━━ EXCERPTED DATA

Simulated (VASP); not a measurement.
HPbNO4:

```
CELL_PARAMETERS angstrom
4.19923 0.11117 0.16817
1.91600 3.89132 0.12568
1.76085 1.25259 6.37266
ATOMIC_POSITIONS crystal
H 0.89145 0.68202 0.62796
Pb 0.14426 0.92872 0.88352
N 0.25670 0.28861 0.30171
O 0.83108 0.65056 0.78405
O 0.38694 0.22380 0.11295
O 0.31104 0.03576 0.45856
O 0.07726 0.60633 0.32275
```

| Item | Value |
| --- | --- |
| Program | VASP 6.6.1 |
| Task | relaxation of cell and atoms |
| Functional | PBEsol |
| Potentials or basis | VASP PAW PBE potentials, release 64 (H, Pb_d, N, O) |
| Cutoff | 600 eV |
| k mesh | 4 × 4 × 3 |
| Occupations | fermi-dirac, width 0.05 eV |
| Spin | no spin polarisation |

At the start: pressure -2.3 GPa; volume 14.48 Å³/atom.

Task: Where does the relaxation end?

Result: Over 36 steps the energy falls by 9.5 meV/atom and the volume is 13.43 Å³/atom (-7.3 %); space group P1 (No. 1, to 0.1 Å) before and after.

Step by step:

━━━━

> WORK ITEM
Type out the material again exactly as presented.

> PROBLEM SOLUTION
Simulated (VASP); not a measurement.
HPbNO4:

```
CELL_PARAMETERS angstrom
4.19923 0.11117 0.16817
1.91600 3.89132 0.12568
1.76085 1.25259 6.37266
ATOMIC_POSITIONS crystal
H 0.89145 0.68202 0.62796
Pb 0.14426 0.92872 0.88352
N 0.25670 0.28861 0.30171
O 0.83108 0.65056 0.78405
O 0.38694 0.22380 0.11295
O 0.31104 0.03576 0.45856
O 0.07726 0.60633 0.32275
```

| Item | Value |
| --- | --- |
| Program | VASP 6.6.1 |
| Task | relaxation of cell and atoms |
| Functional | PBEsol |
| Potentials or basis | VASP PAW PBE potentials, release 64 (H, Pb_d, N, O) |
| Cutoff | 600 eV |
| k mesh | 4 × 4 × 3 |
| Occupations | fermi-dirac, width 0.05 eV |
| Spin | no spin polarisation |

At the start: pressure -2.3 GPa; volume 14.48 Å³/atom.

Task: Where does the relaxation end?

Result: Over 36 steps the energy falls by 9.5 meV/atom and the volume is 13.43 Å³/atom (-7.3 %); space group P1 (No. 1, to 0.1 Å) before and after.

Step by step:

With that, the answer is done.